■ **WORK REQUEST**:
Reproduce the entries shown below only from the line with "Spin–orbit coupling is" down to the line with "Computed values are for the static lattice.", keeping both end lines and copying each one exactly.

■ **DATA UNDER STUDY**:
=== Section Start ===

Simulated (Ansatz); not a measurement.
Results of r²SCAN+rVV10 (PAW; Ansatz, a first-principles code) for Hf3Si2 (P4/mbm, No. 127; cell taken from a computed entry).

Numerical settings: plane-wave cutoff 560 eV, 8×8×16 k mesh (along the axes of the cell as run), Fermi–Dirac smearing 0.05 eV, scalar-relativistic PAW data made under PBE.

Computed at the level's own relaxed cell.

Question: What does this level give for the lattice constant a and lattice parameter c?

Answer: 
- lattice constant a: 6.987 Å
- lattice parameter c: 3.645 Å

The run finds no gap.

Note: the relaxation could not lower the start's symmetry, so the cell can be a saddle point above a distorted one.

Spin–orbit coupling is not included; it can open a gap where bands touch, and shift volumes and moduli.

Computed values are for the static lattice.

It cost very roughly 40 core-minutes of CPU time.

=== Section End ===

■ **WORKED SOLUTION**:
Spin–orbit coupling is not included; it can open a gap where bands touch, and shift volumes and moduli.

Computed values are for the static lattice.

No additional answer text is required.